All of the records should be restated word for word.

··· Dataset ···

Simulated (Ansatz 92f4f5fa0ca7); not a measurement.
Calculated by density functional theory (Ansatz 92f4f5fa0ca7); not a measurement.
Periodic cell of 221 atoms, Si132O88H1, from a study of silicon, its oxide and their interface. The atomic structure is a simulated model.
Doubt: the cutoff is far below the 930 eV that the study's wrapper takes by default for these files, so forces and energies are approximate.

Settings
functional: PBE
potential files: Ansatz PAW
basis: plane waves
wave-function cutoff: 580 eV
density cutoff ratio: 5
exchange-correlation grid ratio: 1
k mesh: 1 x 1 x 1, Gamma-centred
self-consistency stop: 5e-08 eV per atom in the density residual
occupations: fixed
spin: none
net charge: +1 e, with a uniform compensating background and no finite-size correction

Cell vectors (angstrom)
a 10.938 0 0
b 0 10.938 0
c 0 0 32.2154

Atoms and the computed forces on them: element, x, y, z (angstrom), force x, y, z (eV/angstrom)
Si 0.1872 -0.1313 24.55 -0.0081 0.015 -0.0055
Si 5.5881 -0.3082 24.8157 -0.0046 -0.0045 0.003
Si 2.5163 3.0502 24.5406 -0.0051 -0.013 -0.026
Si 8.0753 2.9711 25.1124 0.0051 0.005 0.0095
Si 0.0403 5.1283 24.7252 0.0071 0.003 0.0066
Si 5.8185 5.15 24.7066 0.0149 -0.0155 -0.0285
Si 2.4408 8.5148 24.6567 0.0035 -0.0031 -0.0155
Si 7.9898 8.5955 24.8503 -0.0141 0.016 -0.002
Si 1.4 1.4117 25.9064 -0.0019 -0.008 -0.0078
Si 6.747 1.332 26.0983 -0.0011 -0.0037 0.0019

···

--- Exercise solution ---
Simulated (Ansatz 92f4f5fa0ca7); not a measurement.
Calculated by density functional theory (Ansatz 92f4f5fa0ca7); not a measurement.
Periodic cell of 221 atoms, Si132O88H1, from a study of silicon, its oxide and their interface. The atomic structure is a simulated model.
Doubt: the cutoff is far below the 930 eV that the study's wrapper takes by default for these files, so forces and energies are approximate.

Settings
functional: PBE
potential files: Ansatz PAW
basis: plane waves
wave-function cutoff: 580 eV
density cutoff ratio: 5
exchange-correlation grid ratio: 1
k mesh: 1 x 1 x 1, Gamma-centred
self-consistency stop: 5e-08 eV per atom in the density residual
occupations: fixed
spin: none
net charge: +1 e, with a uniform compensating background and no finite-size correction

Cell vectors (angstrom)
a 10.938 0 0
b 0 10.938 0
c 0 0 32.2154

Atoms and the computed forces on them: element, x, y, z (angstrom), force x, y, z (eV/angstrom)
Si 0.1872 -0.1313 24.55 -0.0081 0.015 -0.0055
Si 5.5881 -0.3082 24.8157 -0.0046 -0.0045 0.003
Si 2.5163 3.0502 24.5406 -0.0051 -0.013 -0.026
Si 8.0753 2.9711 25.1124 0.0051 0.005 0.0095
Si 0.0403 5.1283 24.7252 0.0071 0.003 0.0066
Si 5.8185 5.15 24.7066 0.0149 -0.0155 -0.0285
Si 2.4408 8.5148 24.6567 0.0035 -0.0031 -0.0155
Si 7.9898 8.5955 24.8503 -0.0141 0.016 -0.002
Si 1.4 1.4117 25.9064 -0.0019 -0.008 -0.0078
Si 6.747 1.332 26.0983 -0.0011 -0.0037 0.0019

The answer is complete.